*DATA LISTING:*
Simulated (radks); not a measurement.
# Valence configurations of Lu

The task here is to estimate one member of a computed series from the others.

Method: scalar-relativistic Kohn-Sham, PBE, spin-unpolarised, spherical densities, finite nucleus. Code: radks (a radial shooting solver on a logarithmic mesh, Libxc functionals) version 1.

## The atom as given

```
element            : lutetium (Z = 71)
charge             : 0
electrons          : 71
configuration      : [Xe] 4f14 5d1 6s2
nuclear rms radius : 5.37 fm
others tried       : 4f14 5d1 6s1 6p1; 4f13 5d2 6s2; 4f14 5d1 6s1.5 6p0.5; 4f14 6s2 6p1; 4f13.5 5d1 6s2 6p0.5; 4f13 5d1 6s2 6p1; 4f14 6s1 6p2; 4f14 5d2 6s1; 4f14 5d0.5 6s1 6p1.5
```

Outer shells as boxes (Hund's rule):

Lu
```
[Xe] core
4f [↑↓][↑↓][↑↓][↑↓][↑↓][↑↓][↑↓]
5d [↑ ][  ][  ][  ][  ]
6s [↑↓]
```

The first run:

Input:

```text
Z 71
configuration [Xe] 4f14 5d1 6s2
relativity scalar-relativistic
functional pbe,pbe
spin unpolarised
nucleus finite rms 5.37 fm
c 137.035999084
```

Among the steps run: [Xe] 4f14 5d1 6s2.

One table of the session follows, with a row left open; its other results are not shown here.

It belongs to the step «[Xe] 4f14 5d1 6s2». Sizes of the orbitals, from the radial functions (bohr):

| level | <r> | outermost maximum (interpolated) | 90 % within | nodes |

*REQUIREMENT:* Only the lines from the start of the material through the line containing "One table of" belong in the answer, each copied exactly.

*TASK ANSWER:*
Simulated (radks); not a measurement.
# Valence configurations of Lu

The task here is to estimate one member of a computed series from the others.

Method: scalar-relativistic Kohn-Sham, PBE, spin-unpolarised, spherical densities, finite nucleus. Code: radks (a radial shooting solver on a logarithmic mesh, Libxc functionals) version 1.

## The atom as given

```
element            : lutetium (Z = 71)
charge             : 0
electrons          : 71
configuration      : [Xe] 4f14 5d1 6s2
nuclear rms radius : 5.37 fm
others tried       : 4f14 5d1 6s1 6p1; 4f13 5d2 6s2; 4f14 5d1 6s1.5 6p0.5; 4f14 6s2 6p1; 4f13.5 5d1 6s2 6p0.5; 4f13 5d1 6s2 6p1; 4f14 6s1 6p2; 4f14 5d2 6s1; 4f14 5d0.5 6s1 6p1.5
```

Outer shells as boxes (Hund's rule):

Lu
```
[Xe] core
4f [↑↓][↑↓][↑↓][↑↓][↑↓][↑↓][↑↓]
5d [↑ ][  ][  ][  ][  ]
6s [↑↓]
```

The first run:

Input:

```text
Z 71
configuration [Xe] 4f14 5d1 6s2
relativity scalar-relativistic
functional pbe,pbe
spin unpolarised
nucleus finite rms 5.37 fm
c 137.035999084
```

Among the steps run: [Xe] 4f14 5d1 6s2.

One table of the session follows, with a row left open; its other results are not shown here.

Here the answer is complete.